# [Task item]
Lines to restate from the data below: from the one containing "## Calculated data, GaP" to the one containing "Computed with Own-DFT", both included. Give them again exactly, and only them.

**** Raw data
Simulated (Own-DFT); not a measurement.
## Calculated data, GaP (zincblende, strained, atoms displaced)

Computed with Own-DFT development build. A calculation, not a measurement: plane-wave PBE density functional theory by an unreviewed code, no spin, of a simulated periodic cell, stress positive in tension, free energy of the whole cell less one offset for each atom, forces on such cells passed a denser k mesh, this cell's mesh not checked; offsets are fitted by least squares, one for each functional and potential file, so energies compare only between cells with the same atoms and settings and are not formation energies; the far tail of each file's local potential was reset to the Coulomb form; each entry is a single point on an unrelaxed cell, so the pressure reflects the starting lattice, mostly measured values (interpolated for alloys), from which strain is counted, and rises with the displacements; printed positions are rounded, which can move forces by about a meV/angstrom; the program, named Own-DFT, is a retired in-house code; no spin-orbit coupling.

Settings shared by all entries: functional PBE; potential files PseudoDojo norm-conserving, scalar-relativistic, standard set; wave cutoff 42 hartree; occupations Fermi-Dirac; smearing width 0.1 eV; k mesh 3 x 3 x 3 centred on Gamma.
********

# [Task solution]
## Calculated data, GaP (zincblende, strained, atoms displaced)

Computed with Own-DFT development build. A calculation, not a measurement: plane-wave PBE density functional theory by an unreviewed code, no spin, of a simulated periodic cell, stress positive in tension, free energy of the whole cell less one offset for each atom, forces on such cells passed a denser k mesh, this cell's mesh not checked; offsets are fitted by least squares, one for each functional and potential file, so energies compare only between cells with the same atoms and settings and are not formation energies; the far tail of each file's local potential was reset to the Coulomb form; each entry is a single point on an unrelaxed cell, so the pressure reflects the starting lattice, mostly measured values (interpolated for alloys), from which strain is counted, and rises with the displacements; printed positions are rounded, which can move forces by about a meV/angstrom; the program, named Own-DFT, is a retired in-house code; no spin-orbit coupling.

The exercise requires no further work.